= = = =

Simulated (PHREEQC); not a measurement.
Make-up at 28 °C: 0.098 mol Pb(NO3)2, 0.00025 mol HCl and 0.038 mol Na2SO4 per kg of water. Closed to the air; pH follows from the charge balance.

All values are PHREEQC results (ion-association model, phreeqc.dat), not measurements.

= = = =

Task item:
Would you set down all of the entries again, word for word?

Worked solution:
Simulated (PHREEQC); not a measurement.
Make-up at 28 °C: 0.098 mol Pb(NO3)2, 0.00025 mol HCl and 0.038 mol Na2SO4 per kg of water. Closed to the air; pH follows from the charge balance.

All values are PHREEQC results (ion-association model, phreeqc.dat), not measurements.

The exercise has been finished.